### WORK ORDER
Copy exactly, please, each line of the data below until the line that contains "Result: (a) -9.3; (b) -9.8." has been copied, beginning at the top.

### INPUT DATA
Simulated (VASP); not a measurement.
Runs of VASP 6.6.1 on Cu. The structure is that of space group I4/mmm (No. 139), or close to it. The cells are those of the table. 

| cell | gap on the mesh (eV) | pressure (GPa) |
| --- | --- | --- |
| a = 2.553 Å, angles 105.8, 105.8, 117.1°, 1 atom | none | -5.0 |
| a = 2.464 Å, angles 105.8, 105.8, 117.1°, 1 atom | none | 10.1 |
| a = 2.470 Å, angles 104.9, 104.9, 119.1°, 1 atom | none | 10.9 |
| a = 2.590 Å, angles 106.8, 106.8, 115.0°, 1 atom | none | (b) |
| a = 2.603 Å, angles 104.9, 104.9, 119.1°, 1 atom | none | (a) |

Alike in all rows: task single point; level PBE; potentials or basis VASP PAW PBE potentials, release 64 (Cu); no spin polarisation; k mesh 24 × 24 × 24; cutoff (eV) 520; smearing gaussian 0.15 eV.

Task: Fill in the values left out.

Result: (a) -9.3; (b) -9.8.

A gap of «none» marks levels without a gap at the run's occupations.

### WORKED SOLUTION
Simulated (VASP); not a measurement.
Runs of VASP 6.6.1 on Cu. The structure is that of space group I4/mmm (No. 139), or close to it. The cells are those of the table. 

| cell | gap on the mesh (eV) | pressure (GPa) |
| --- | --- | --- |
| a = 2.553 Å, angles 105.8, 105.8, 117.1°, 1 atom | none | -5.0 |
| a = 2.464 Å, angles 105.8, 105.8, 117.1°, 1 atom | none | 10.1 |
| a = 2.470 Å, angles 104.9, 104.9, 119.1°, 1 atom | none | 10.9 |
| a = 2.590 Å, angles 106.8, 106.8, 115.0°, 1 atom | none | (b) |
| a = 2.603 Å, angles 104.9, 104.9, 119.1°, 1 atom | none | (a) |

Alike in all rows: task single point; level PBE; potentials or basis VASP PAW PBE potentials, release 64 (Cu); no spin polarisation; k mesh 24 × 24 × 24; cutoff (eV) 520; smearing gaussian 0.15 eV.

Task: Fill in the values left out.

Result: (a) -9.3; (b) -9.8.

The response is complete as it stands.